### EXERCISE
Copy nothing but the lines below running from the line containing "- R2 = 51.27 kohm (output resistor at T0)" through the line containing "From T0 to T, VBE1", both end lines included.

====

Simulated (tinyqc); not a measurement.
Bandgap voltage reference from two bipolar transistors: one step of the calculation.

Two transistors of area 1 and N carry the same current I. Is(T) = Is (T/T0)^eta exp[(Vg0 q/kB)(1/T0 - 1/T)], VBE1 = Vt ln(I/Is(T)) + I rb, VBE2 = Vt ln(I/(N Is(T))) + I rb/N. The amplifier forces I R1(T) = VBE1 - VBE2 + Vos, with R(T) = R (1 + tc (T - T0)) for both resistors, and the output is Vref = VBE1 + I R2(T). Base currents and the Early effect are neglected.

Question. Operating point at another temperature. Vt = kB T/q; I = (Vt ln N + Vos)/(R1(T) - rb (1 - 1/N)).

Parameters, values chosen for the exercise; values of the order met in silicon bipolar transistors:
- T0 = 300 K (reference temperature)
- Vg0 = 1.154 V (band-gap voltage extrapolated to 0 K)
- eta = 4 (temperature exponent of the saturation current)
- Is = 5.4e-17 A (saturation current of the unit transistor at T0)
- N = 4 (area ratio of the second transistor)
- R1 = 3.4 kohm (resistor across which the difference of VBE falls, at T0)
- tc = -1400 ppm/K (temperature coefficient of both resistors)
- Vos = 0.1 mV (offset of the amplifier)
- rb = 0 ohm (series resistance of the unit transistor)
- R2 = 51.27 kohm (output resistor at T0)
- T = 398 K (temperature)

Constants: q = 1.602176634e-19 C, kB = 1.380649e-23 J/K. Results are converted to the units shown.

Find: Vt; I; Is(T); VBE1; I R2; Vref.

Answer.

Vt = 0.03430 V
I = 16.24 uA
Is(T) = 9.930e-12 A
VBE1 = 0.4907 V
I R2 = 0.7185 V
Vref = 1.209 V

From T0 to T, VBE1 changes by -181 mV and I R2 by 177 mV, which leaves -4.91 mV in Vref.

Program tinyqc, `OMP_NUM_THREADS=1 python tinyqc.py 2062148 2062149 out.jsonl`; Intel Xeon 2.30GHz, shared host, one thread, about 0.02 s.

====

### RESPONSE BOX
- R2 = 51.27 kohm (output resistor at T0)
- T = 398 K (temperature)

Constants: q = 1.602176634e-19 C, kB = 1.380649e-23 J/K. Results are converted to the units shown.

Find: Vt; I; Is(T); VBE1; I R2; Vref.

Answer.

Vt = 0.03430 V
I = 16.24 uA
Is(T) = 9.930e-12 A
VBE1 = 0.4907 V
I R2 = 0.7185 V
Vref = 1.209 V

From T0 to T, VBE1 changes by -181 mV and I R2 by 177 mV, which leaves -4.91 mV in Vref.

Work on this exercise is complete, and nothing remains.